(EXERCISE DATA)

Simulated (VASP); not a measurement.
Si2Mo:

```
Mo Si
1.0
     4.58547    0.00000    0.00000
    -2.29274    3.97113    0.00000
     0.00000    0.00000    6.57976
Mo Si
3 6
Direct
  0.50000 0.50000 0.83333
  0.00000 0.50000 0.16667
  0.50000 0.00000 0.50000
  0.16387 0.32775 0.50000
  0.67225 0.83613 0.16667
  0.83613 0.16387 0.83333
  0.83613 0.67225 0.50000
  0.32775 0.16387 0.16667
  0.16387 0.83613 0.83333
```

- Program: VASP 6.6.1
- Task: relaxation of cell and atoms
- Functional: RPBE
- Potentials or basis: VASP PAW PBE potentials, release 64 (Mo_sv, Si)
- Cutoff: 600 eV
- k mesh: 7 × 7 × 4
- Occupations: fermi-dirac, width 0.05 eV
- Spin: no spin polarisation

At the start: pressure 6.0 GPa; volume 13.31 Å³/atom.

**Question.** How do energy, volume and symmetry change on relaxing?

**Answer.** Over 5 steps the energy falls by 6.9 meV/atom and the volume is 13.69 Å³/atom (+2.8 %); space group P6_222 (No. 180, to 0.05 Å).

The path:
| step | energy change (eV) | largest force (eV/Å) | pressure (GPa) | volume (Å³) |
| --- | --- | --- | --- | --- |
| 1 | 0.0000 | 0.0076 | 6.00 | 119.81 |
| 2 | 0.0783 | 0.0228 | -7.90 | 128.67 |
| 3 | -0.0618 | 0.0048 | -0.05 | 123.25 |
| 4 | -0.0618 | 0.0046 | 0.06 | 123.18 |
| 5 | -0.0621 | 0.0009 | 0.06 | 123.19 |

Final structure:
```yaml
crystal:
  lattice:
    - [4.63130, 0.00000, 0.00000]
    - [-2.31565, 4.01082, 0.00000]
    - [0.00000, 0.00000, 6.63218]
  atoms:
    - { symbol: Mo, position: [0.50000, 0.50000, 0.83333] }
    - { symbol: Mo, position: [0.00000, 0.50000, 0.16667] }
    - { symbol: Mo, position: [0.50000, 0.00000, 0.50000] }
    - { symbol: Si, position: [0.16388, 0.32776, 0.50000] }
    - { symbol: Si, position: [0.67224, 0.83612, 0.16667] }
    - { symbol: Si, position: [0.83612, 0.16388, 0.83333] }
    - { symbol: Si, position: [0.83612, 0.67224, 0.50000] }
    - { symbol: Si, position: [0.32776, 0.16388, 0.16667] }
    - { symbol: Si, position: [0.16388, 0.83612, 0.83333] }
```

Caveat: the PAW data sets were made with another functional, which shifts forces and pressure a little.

(End EXERCISE DATA)

• [TASK ITEM]: Start at the first line of the material. Reproduce every line exactly, ending with the line that holds "change on relaxing?".

• [WRITTEN REPLY]:
Simulated (VASP); not a measurement.
Si2Mo:

```
Mo Si
1.0
     4.58547    0.00000    0.00000
    -2.29274    3.97113    0.00000
     0.00000    0.00000    6.57976
Mo Si
3 6
Direct
  0.50000 0.50000 0.83333
  0.00000 0.50000 0.16667
  0.50000 0.00000 0.50000
  0.16387 0.32775 0.50000
  0.67225 0.83613 0.16667
  0.83613 0.16387 0.83333
  0.83613 0.67225 0.50000
  0.32775 0.16387 0.16667
  0.16387 0.83613 0.83333
```

- Program: VASP 6.6.1
- Task: relaxation of cell and atoms
- Functional: RPBE
- Potentials or basis: VASP PAW PBE potentials, release 64 (Mo_sv, Si)
- Cutoff: 600 eV
- k mesh: 7 × 7 × 4
- Occupations: fermi-dirac, width 0.05 eV
- Spin: no spin polarisation

At the start: pressure 6.0 GPa; volume 13.31 Å³/atom.

**Question.** How do energy, volume and symmetry change on relaxing?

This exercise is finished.